WORK ORDER:
Reproduce all of the data word for word.

DATA SUPPLIED:
------------------------------

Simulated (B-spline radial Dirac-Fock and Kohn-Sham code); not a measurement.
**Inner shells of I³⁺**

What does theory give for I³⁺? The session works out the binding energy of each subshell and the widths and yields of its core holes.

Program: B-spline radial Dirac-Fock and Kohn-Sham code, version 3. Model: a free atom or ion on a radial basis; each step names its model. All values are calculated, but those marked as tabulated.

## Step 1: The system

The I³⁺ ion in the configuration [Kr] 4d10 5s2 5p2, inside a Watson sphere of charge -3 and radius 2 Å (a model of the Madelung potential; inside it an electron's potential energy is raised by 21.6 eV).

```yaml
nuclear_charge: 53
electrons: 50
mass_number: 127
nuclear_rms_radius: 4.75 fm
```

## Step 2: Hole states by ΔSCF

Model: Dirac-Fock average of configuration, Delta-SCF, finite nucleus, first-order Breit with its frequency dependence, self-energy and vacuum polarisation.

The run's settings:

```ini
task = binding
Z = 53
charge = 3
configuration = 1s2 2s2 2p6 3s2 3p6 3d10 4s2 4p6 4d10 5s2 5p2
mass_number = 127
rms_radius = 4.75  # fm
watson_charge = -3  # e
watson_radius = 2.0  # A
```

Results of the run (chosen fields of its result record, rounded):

------------------------------

ANSWER SECTION:
Simulated (B-spline radial Dirac-Fock and Kohn-Sham code); not a measurement.
**Inner shells of I³⁺**

What does theory give for I³⁺? The session works out the binding energy of each subshell and the widths and yields of its core holes.

Program: B-spline radial Dirac-Fock and Kohn-Sham code, version 3. Model: a free atom or ion on a radial basis; each step names its model. All values are calculated, but those marked as tabulated.

## Step 1: The system

The I³⁺ ion in the configuration [Kr] 4d10 5s2 5p2, inside a Watson sphere of charge -3 and radius 2 Å (a model of the Madelung potential; inside it an electron's potential energy is raised by 21.6 eV).

```yaml
nuclear_charge: 53
electrons: 50
mass_number: 127
nuclear_rms_radius: 4.75 fm
```

## Step 2: Hole states by ΔSCF

Model: Dirac-Fock average of configuration, Delta-SCF, finite nucleus, first-order Breit with its frequency dependence, self-energy and vacuum polarisation.

The run's settings:

```ini
task = binding
Z = 53
charge = 3
configuration = 1s2 2s2 2p6 3s2 3p6 3d10 4s2 4p6 4d10 5s2 5p2
mass_number = 127
rms_radius = 4.75  # fm
watson_charge = -3  # e
watson_radius = 2.0  # A
```

Results of the run (chosen fields of its result record, rounded):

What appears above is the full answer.